----------

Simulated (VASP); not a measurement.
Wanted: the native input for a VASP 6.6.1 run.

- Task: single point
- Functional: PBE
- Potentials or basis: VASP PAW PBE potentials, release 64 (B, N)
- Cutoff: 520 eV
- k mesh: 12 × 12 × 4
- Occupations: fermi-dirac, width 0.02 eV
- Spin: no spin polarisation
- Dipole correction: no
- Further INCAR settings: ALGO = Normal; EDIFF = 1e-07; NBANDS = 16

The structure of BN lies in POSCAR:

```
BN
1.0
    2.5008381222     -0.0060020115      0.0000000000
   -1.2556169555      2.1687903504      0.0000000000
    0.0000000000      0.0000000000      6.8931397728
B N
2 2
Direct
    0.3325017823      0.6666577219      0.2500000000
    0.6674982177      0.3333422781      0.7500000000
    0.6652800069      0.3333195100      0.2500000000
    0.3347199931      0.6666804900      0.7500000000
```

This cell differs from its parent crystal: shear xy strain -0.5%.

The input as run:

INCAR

----------

Out of the data above, transcribe exactly and only the lines starting with the line that has "- Occupations: fermi-dirac, width 0.02 eV" and going on through the line that has "The input as", both included.

- Occupations: fermi-dirac, width 0.02 eV
- Spin: no spin polarisation
- Dipole correction: no
- Further INCAR settings: ALGO = Normal; EDIFF = 1e-07; NBANDS = 16

The structure of BN lies in POSCAR:

```
BN
1.0
    2.5008381222     -0.0060020115      0.0000000000
   -1.2556169555      2.1687903504      0.0000000000
    0.0000000000      0.0000000000      6.8931397728
B N
2 2
Direct
    0.3325017823      0.6666577219      0.2500000000
    0.6674982177      0.3333422781      0.7500000000
    0.6652800069      0.3333195100      0.2500000000
    0.3347199931      0.6666804900      0.7500000000
```

This cell differs from its parent crystal: shear xy strain -0.5%.

The input as run:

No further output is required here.